-- Supplied entries --
· · · · ·

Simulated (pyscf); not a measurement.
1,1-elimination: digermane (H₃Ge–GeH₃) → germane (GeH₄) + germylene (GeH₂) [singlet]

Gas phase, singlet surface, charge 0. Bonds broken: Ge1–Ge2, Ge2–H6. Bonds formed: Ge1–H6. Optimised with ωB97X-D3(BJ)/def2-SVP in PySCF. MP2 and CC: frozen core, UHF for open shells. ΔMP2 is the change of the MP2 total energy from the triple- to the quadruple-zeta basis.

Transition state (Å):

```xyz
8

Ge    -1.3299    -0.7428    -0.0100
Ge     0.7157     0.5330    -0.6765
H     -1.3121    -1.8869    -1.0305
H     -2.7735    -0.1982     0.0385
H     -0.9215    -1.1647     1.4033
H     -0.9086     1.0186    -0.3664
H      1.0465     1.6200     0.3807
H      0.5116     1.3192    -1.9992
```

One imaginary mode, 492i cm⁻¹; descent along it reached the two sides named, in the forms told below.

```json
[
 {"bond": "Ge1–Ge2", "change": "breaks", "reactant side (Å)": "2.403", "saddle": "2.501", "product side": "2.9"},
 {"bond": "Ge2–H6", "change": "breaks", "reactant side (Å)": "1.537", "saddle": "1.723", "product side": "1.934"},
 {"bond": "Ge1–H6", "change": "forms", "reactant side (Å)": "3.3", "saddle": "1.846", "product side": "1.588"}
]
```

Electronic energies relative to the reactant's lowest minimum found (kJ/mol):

· · · · ·

-- Work order --
From the top of the material above, print every line exactly, ending with the line that holds "1,1-elimination: digermane (H₃Ge–GeH₃)".

-- Answer section --
Simulated (pyscf); not a measurement.
1,1-elimination: digermane (H₃Ge–GeH₃) → germane (GeH₄) + germylene (GeH₂) [singlet]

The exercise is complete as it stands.